● **Work task**
Output range, inclusive: from the line containing "18 × 18 × 18" to the line containing "It took 46 s". Restate those lines from the data below word for word and only those.

● **Raw data**
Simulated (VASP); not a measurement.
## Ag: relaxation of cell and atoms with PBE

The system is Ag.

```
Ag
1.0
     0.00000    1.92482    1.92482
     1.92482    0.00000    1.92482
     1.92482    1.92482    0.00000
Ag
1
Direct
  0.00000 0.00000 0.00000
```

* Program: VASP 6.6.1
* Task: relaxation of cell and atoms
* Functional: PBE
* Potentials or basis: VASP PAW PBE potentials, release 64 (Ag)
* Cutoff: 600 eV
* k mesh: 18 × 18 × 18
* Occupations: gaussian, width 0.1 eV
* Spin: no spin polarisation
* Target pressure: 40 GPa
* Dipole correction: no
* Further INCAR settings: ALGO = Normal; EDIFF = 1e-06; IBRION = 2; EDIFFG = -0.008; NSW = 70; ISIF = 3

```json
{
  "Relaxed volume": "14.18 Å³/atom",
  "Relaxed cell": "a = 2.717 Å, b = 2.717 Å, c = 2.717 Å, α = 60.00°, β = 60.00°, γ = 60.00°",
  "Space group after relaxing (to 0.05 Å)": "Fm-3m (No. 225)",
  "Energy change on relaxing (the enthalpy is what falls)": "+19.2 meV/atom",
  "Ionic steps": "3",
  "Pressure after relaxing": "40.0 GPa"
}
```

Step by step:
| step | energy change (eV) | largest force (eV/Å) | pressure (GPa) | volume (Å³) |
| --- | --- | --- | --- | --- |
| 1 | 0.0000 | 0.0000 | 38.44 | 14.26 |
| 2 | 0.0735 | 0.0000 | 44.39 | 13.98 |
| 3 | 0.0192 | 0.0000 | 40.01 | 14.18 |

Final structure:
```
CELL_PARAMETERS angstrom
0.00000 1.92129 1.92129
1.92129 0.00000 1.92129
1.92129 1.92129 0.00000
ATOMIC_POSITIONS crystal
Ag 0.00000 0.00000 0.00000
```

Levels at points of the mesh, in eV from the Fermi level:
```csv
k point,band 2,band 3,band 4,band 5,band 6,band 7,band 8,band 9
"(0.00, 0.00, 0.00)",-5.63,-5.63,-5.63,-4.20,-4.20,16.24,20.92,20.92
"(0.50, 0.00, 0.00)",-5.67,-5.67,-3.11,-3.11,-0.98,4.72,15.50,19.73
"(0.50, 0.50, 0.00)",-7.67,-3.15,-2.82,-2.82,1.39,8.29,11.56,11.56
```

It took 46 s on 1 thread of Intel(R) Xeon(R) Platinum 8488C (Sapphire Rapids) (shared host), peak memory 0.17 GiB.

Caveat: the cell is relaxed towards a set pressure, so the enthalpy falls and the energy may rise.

● **Answer area**
* k mesh: 18 × 18 × 18
* Occupations: gaussian, width 0.1 eV
* Spin: no spin polarisation
* Target pressure: 40 GPa
* Dipole correction: no
* Further INCAR settings: ALGO = Normal; EDIFF = 1e-06; IBRION = 2; EDIFFG = -0.008; NSW = 70; ISIF = 3

```json
{
  "Relaxed volume": "14.18 Å³/atom",
  "Relaxed cell": "a = 2.717 Å, b = 2.717 Å, c = 2.717 Å, α = 60.00°, β = 60.00°, γ = 60.00°",
  "Space group after relaxing (to 0.05 Å)": "Fm-3m (No. 225)",
  "Energy change on relaxing (the enthalpy is what falls)": "+19.2 meV/atom",
  "Ionic steps": "3",
  "Pressure after relaxing": "40.0 GPa"
}
```

Step by step:
| step | energy change (eV) | largest force (eV/Å) | pressure (GPa) | volume (Å³) |
| --- | --- | --- | --- | --- |
| 1 | 0.0000 | 0.0000 | 38.44 | 14.26 |
| 2 | 0.0735 | 0.0000 | 44.39 | 13.98 |
| 3 | 0.0192 | 0.0000 | 40.01 | 14.18 |

Final structure:
```
CELL_PARAMETERS angstrom
0.00000 1.92129 1.92129
1.92129 0.00000 1.92129
1.92129 1.92129 0.00000
ATOMIC_POSITIONS crystal
Ag 0.00000 0.00000 0.00000
```

Levels at points of the mesh, in eV from the Fermi level:
```csv
k point,band 2,band 3,band 4,band 5,band 6,band 7,band 8,band 9
"(0.00, 0.00, 0.00)",-5.63,-5.63,-5.63,-4.20,-4.20,16.24,20.92,20.92
"(0.50, 0.00, 0.00)",-5.67,-5.67,-3.11,-3.11,-0.98,4.72,15.50,19.73
"(0.50, 0.50, 0.00)",-7.67,-3.15,-2.82,-2.82,1.39,8.29,11.56,11.56
```

It took 46 s on 1 thread of Intel(R) Xeon(R) Platinum 8488C (Sapphire Rapids) (shared host), peak memory 0.17 GiB.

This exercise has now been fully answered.